» **Brief**
The response must match the data below exactly, line for line.

» **Dataset content**
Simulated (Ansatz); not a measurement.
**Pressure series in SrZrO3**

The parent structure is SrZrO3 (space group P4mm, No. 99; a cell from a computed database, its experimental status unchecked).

» **Exercise response**
Simulated (Ansatz); not a measurement.
**Pressure series in SrZrO3**

The parent structure is SrZrO3 (space group P4mm, No. 99; a cell from a computed database, its experimental status unchecked).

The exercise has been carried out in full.